Look through the records below for the line holding "# Basis-set dependence of CF at CCSD(T)". Write it out exactly, with each following line through the line holding "Q: How does".

● ● ● ●

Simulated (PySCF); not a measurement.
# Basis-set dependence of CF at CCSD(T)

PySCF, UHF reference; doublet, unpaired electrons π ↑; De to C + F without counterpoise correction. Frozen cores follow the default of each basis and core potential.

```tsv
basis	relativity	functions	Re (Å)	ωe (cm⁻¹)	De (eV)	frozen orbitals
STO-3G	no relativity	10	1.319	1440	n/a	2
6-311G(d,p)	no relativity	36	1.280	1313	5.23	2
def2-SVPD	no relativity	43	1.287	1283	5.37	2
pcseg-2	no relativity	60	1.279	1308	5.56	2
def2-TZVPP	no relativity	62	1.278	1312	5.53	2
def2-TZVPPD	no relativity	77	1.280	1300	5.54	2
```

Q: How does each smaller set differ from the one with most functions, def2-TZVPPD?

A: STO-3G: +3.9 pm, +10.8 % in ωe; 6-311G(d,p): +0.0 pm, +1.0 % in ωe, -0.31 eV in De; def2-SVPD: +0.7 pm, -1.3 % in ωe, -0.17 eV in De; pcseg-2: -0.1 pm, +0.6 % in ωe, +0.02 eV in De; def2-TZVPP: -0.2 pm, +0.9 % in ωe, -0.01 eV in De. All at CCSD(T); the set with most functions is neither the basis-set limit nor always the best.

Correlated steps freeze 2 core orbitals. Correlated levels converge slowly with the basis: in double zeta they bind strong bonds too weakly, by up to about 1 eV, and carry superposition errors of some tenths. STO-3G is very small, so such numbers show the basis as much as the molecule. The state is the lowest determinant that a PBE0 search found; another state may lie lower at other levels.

● ● ● ●

- RESPONSE BOX
# Basis-set dependence of CF at CCSD(T)

PySCF, UHF reference; doublet, unpaired electrons π ↑; De to C + F without counterpoise correction. Frozen cores follow the default of each basis and core potential.

```tsv
basis	relativity	functions	Re (Å)	ωe (cm⁻¹)	De (eV)	frozen orbitals
STO-3G	no relativity	10	1.319	1440	n/a	2
6-311G(d,p)	no relativity	36	1.280	1313	5.23	2
def2-SVPD	no relativity	43	1.287	1283	5.37	2
pcseg-2	no relativity	60	1.279	1308	5.56	2
def2-TZVPP	no relativity	62	1.278	1312	5.53	2
def2-TZVPPD	no relativity	77	1.280	1300	5.54	2
```

Q: How does each smaller set differ from the one with most functions, def2-TZVPPD?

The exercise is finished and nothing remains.